___

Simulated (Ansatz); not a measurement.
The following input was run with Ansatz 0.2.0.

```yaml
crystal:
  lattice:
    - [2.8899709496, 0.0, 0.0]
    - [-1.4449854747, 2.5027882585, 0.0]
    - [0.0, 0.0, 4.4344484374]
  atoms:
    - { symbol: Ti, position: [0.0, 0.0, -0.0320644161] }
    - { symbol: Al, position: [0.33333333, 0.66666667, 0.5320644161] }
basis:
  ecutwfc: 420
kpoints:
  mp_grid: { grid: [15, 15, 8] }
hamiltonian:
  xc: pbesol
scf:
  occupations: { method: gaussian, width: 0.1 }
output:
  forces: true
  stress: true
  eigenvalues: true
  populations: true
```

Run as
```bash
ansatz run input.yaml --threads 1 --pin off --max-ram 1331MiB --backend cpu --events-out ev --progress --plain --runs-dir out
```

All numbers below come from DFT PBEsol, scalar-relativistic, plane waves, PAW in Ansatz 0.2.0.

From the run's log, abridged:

___

[Work item]:
Once you find the line containing "All numbers below", stop: reproduce exactly that line and every line of the data before it, and nothing else.

[Exercise result]:
Simulated (Ansatz); not a measurement.
The following input was run with Ansatz 0.2.0.

```yaml
crystal:
  lattice:
    - [2.8899709496, 0.0, 0.0]
    - [-1.4449854747, 2.5027882585, 0.0]
    - [0.0, 0.0, 4.4344484374]
  atoms:
    - { symbol: Ti, position: [0.0, 0.0, -0.0320644161] }
    - { symbol: Al, position: [0.33333333, 0.66666667, 0.5320644161] }
basis:
  ecutwfc: 420
kpoints:
  mp_grid: { grid: [15, 15, 8] }
hamiltonian:
  xc: pbesol
scf:
  occupations: { method: gaussian, width: 0.1 }
output:
  forces: true
  stress: true
  eigenvalues: true
  populations: true
```

Run as
```bash
ansatz run input.yaml --threads 1 --pin off --max-ram 1331MiB --backend cpu --events-out ev --progress --plain --runs-dir out
```

All numbers below come from DFT PBEsol, scalar-relativistic, plane waves, PAW in Ansatz 0.2.0.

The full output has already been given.